---- Dataset entries
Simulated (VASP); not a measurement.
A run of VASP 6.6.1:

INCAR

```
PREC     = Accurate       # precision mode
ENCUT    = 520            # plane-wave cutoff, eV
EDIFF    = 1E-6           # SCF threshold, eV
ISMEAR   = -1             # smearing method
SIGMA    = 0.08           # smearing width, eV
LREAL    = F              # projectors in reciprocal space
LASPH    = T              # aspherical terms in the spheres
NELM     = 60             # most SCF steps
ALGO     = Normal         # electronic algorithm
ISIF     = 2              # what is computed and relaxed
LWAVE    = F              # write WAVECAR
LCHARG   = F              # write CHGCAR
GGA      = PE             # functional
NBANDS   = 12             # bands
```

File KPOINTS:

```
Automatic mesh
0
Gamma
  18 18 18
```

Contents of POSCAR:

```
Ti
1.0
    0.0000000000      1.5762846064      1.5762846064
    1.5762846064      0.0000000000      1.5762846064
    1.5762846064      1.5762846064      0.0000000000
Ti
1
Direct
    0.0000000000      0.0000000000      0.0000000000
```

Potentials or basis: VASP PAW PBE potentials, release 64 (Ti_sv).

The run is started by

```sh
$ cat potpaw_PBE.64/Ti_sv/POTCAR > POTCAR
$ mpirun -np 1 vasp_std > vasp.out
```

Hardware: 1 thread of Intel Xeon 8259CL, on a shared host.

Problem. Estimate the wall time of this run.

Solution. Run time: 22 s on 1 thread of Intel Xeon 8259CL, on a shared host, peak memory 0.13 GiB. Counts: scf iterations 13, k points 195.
--------

[Exercise]: Retype, exactly as written, everything from the first line of the data above through the line containing "Problem. Estimate the wall time of this run.". Nothing else should appear.

[Exercise solution]:
Simulated (VASP); not a measurement.
A run of VASP 6.6.1:

INCAR

```
PREC     = Accurate       # precision mode
ENCUT    = 520            # plane-wave cutoff, eV
EDIFF    = 1E-6           # SCF threshold, eV
ISMEAR   = -1             # smearing method
SIGMA    = 0.08           # smearing width, eV
LREAL    = F              # projectors in reciprocal space
LASPH    = T              # aspherical terms in the spheres
NELM     = 60             # most SCF steps
ALGO     = Normal         # electronic algorithm
ISIF     = 2              # what is computed and relaxed
LWAVE    = F              # write WAVECAR
LCHARG   = F              # write CHGCAR
GGA      = PE             # functional
NBANDS   = 12             # bands
```

File KPOINTS:

```
Automatic mesh
0
Gamma
  18 18 18
```

Contents of POSCAR:

```
Ti
1.0
    0.0000000000      1.5762846064      1.5762846064
    1.5762846064      0.0000000000      1.5762846064
    1.5762846064      1.5762846064      0.0000000000
Ti
1
Direct
    0.0000000000      0.0000000000      0.0000000000
```

Potentials or basis: VASP PAW PBE potentials, release 64 (Ti_sv).

The run is started by

```sh
$ cat potpaw_PBE.64/Ti_sv/POTCAR > POTCAR
$ mpirun -np 1 vasp_std > vasp.out
```

Hardware: 1 thread of Intel Xeon 8259CL, on a shared host.

Problem. Estimate the wall time of this run.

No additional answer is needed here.